— Work request —
Every line between the top of the data below and the line with "the relaxation end?", both ends included, must be retyped exactly.

[[ Exercise data open ]]

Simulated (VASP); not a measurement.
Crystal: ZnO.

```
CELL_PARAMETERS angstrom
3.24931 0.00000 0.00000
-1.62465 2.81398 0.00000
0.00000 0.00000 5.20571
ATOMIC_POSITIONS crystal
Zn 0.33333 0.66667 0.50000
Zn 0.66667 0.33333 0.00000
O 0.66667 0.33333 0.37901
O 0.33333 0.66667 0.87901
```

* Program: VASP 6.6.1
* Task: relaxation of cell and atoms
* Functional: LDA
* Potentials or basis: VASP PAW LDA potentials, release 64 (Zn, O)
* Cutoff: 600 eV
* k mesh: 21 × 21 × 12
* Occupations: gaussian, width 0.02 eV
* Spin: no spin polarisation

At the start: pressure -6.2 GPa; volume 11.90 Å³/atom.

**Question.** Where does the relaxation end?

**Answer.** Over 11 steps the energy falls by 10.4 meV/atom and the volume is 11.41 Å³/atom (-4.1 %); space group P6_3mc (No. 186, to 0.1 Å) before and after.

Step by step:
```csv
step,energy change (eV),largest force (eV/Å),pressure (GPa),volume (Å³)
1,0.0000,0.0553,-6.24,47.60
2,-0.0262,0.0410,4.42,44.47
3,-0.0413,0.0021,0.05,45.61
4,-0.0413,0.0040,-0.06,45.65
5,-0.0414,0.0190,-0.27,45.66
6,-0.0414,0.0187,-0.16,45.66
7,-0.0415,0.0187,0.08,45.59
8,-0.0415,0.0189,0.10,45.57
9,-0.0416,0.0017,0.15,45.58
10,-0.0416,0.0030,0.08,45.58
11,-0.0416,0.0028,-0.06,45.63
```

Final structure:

[[ Exercise data closed ]]

— Response box —
Simulated (VASP); not a measurement.
Crystal: ZnO.

```
CELL_PARAMETERS angstrom
3.24931 0.00000 0.00000
-1.62465 2.81398 0.00000
0.00000 0.00000 5.20571
ATOMIC_POSITIONS crystal
Zn 0.33333 0.66667 0.50000
Zn 0.66667 0.33333 0.00000
O 0.66667 0.33333 0.37901
O 0.33333 0.66667 0.87901
```

* Program: VASP 6.6.1
* Task: relaxation of cell and atoms
* Functional: LDA
* Potentials or basis: VASP PAW LDA potentials, release 64 (Zn, O)
* Cutoff: 600 eV
* k mesh: 21 × 21 × 12
* Occupations: gaussian, width 0.02 eV
* Spin: no spin polarisation

At the start: pressure -6.2 GPa; volume 11.90 Å³/atom.

**Question.** Where does the relaxation end?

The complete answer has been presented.